DATA TO EXAMINE –
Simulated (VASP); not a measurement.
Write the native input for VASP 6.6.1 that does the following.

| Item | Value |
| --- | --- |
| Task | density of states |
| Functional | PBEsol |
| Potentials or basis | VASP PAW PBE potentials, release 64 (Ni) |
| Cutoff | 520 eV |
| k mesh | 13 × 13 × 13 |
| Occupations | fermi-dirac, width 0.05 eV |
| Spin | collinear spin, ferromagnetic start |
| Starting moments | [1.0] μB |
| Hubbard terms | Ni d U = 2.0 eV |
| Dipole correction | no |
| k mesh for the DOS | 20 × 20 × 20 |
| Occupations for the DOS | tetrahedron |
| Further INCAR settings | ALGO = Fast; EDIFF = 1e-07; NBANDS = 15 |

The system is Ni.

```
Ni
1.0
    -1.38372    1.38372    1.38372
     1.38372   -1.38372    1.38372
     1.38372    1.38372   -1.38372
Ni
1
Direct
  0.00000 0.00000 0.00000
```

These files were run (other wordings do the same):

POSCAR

WORK INSTRUCTION – What is needed is an exact repetition of all the entries above.

TASK ANSWER –
Simulated (VASP); not a measurement.
Write the native input for VASP 6.6.1 that does the following.

| Item | Value |
| --- | --- |
| Task | density of states |
| Functional | PBEsol |
| Potentials or basis | VASP PAW PBE potentials, release 64 (Ni) |
| Cutoff | 520 eV |
| k mesh | 13 × 13 × 13 |
| Occupations | fermi-dirac, width 0.05 eV |
| Spin | collinear spin, ferromagnetic start |
| Starting moments | [1.0] μB |
| Hubbard terms | Ni d U = 2.0 eV |
| Dipole correction | no |
| k mesh for the DOS | 20 × 20 × 20 |
| Occupations for the DOS | tetrahedron |
| Further INCAR settings | ALGO = Fast; EDIFF = 1e-07; NBANDS = 15 |

The system is Ni.

```
Ni
1.0
    -1.38372    1.38372    1.38372
     1.38372   -1.38372    1.38372
     1.38372    1.38372   -1.38372
Ni
1
Direct
  0.00000 0.00000 0.00000
```

These files were run (other wordings do the same):

POSCAR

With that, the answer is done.